-- WORK INSTRUCTION --
Each entry in the listing below should be restated word for word.

-- RECORD EXCERPTS --
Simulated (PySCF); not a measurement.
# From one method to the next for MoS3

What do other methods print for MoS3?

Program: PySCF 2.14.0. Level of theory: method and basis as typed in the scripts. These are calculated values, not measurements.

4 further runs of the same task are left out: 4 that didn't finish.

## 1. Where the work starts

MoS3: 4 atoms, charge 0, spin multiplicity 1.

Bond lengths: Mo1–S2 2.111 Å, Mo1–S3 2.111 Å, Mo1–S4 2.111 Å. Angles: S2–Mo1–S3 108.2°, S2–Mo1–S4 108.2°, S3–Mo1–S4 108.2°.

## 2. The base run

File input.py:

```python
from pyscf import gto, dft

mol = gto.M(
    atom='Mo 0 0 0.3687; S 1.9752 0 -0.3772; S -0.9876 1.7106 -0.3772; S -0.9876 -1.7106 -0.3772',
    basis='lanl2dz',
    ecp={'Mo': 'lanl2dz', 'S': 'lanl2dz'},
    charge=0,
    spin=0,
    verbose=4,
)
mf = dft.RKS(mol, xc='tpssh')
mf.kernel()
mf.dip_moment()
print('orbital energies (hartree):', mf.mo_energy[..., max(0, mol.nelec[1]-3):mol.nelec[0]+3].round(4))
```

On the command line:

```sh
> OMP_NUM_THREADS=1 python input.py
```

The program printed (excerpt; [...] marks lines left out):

-- YOUR SOLUTION --
Simulated (PySCF); not a measurement.
# From one method to the next for MoS3

What do other methods print for MoS3?

Program: PySCF 2.14.0. Level of theory: method and basis as typed in the scripts. These are calculated values, not measurements.

4 further runs of the same task are left out: 4 that didn't finish.

## 1. Where the work starts

MoS3: 4 atoms, charge 0, spin multiplicity 1.

Bond lengths: Mo1–S2 2.111 Å, Mo1–S3 2.111 Å, Mo1–S4 2.111 Å. Angles: S2–Mo1–S3 108.2°, S2–Mo1–S4 108.2°, S3–Mo1–S4 108.2°.

## 2. The base run

File input.py:

```python
from pyscf import gto, dft

mol = gto.M(
    atom='Mo 0 0 0.3687; S 1.9752 0 -0.3772; S -0.9876 1.7106 -0.3772; S -0.9876 -1.7106 -0.3772',
    basis='lanl2dz',
    ecp={'Mo': 'lanl2dz', 'S': 'lanl2dz'},
    charge=0,
    spin=0,
    verbose=4,
)
mf = dft.RKS(mol, xc='tpssh')
mf.kernel()
mf.dip_moment()
print('orbital energies (hartree):', mf.mo_energy[..., max(0, mol.nelec[1]-3):mol.nelec[0]+3].round(4))
```

On the command line:

```sh
> OMP_NUM_THREADS=1 python input.py
```

The program printed (excerpt; [...] marks lines left out):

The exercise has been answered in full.